(Work item): Your reply should consist solely of the lines from the start of the material below through the line containing "IAO: Σ q r = (0.000, 0.000, -0.934)", reproduced exactly.

(Record excerpts):
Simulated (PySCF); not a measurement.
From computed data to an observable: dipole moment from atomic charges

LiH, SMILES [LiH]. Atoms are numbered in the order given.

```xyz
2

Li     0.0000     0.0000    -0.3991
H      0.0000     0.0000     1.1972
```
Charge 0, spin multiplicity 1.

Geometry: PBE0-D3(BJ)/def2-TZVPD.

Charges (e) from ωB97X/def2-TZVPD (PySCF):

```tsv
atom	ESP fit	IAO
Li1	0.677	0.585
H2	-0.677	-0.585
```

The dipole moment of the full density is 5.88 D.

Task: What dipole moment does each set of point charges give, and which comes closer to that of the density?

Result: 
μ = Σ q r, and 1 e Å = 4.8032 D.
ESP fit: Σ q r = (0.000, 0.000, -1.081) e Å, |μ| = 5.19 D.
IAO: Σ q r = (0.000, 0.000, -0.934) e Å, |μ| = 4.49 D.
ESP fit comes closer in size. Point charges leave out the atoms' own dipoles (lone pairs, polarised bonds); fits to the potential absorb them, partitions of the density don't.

(Problem solution):
Simulated (PySCF); not a measurement.
From computed data to an observable: dipole moment from atomic charges

LiH, SMILES [LiH]. Atoms are numbered in the order given.

```xyz
2

Li     0.0000     0.0000    -0.3991
H      0.0000     0.0000     1.1972
```
Charge 0, spin multiplicity 1.

Geometry: PBE0-D3(BJ)/def2-TZVPD.

Charges (e) from ωB97X/def2-TZVPD (PySCF):

```tsv
atom	ESP fit	IAO
Li1	0.677	0.585
H2	-0.677	-0.585
```

The dipole moment of the full density is 5.88 D.

Task: What dipole moment does each set of point charges give, and which comes closer to that of the density?

Result: 
μ = Σ q r, and 1 e Å = 4.8032 D.
ESP fit: Σ q r = (0.000, 0.000, -1.081) e Å, |μ| = 5.19 D.
IAO: Σ q r = (0.000, 0.000, -0.934) e Å, |μ| = 4.49 D.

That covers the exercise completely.